[Supplied records]
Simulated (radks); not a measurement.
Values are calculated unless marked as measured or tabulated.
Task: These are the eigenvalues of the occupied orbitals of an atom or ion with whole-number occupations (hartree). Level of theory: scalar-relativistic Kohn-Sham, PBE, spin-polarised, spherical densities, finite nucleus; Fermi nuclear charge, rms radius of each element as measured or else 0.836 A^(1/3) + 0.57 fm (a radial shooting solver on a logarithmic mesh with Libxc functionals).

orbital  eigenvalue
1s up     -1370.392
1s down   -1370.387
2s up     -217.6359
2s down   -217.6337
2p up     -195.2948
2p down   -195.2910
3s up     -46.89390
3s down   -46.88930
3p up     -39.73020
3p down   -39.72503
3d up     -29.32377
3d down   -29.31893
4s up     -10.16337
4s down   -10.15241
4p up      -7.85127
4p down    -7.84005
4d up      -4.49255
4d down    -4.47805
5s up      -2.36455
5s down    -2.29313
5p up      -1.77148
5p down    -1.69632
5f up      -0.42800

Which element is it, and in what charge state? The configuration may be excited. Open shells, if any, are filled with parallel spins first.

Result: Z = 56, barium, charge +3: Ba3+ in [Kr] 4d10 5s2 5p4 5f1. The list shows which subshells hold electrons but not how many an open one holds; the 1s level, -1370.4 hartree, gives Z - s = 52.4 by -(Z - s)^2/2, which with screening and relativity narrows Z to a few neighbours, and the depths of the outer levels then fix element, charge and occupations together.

[Work instruction]
Copy each record from above without leaving any out.

[Exercise response]
Simulated (radks); not a measurement.
Values are calculated unless marked as measured or tabulated.
Task: These are the eigenvalues of the occupied orbitals of an atom or ion with whole-number occupations (hartree). Level of theory: scalar-relativistic Kohn-Sham, PBE, spin-polarised, spherical densities, finite nucleus; Fermi nuclear charge, rms radius of each element as measured or else 0.836 A^(1/3) + 0.57 fm (a radial shooting solver on a logarithmic mesh with Libxc functionals).

orbital  eigenvalue
1s up     -1370.392
1s down   -1370.387
2s up     -217.6359
2s down   -217.6337
2p up     -195.2948
2p down   -195.2910
3s up     -46.89390
3s down   -46.88930
3p up     -39.73020
3p down   -39.72503
3d up     -29.32377
3d down   -29.31893
4s up     -10.16337
4s down   -10.15241
4p up      -7.85127
4p down    -7.84005
4d up      -4.49255
4d down    -4.47805
5s up      -2.36455
5s down    -2.29313
5p up      -1.77148
5p down    -1.69632
5f up      -0.42800

Which element is it, and in what charge state? The configuration may be excited. Open shells, if any, are filled with parallel spins first.

Result: Z = 56, barium, charge +3: Ba3+ in [Kr] 4d10 5s2 5p4 5f1. The list shows which subshells hold electrons but not how many an open one holds; the 1s level, -1370.4 hartree, gives Z - s = 52.4 by -(Z - s)^2/2, which with screening and relativity narrows Z to a few neighbours, and the depths of the outer levels then fix element, charge and occupations together.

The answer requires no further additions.